* [Assignment]:
The expected output is exactly the lines below, starting at the line with "- k mesh: 6 × 6 × 14" and ending at the line with "The run is started by", both included; no other line belongs in it.

......

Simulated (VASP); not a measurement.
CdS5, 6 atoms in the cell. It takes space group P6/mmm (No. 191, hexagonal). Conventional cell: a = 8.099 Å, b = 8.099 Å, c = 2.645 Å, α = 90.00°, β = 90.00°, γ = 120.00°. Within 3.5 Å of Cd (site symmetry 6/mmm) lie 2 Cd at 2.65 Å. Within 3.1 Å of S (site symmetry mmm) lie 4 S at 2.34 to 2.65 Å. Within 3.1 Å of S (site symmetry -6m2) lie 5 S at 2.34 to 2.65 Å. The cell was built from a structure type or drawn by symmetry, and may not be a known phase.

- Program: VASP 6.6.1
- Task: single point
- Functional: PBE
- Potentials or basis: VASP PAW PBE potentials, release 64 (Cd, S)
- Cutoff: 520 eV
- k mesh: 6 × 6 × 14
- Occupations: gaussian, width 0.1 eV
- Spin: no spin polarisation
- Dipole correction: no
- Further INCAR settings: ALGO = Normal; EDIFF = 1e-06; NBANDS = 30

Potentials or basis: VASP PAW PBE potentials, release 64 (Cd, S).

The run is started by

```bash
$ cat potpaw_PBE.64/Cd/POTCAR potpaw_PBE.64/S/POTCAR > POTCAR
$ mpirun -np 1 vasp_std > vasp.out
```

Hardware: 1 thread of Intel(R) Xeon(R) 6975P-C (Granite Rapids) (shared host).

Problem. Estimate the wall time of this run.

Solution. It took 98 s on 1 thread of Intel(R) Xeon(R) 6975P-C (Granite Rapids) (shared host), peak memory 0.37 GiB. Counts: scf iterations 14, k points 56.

......

* [Exercise response]:
- k mesh: 6 × 6 × 14
- Occupations: gaussian, width 0.1 eV
- Spin: no spin polarisation
- Dipole correction: no
- Further INCAR settings: ALGO = Normal; EDIFF = 1e-06; NBANDS = 30

Potentials or basis: VASP PAW PBE potentials, release 64 (Cd, S).

The run is started by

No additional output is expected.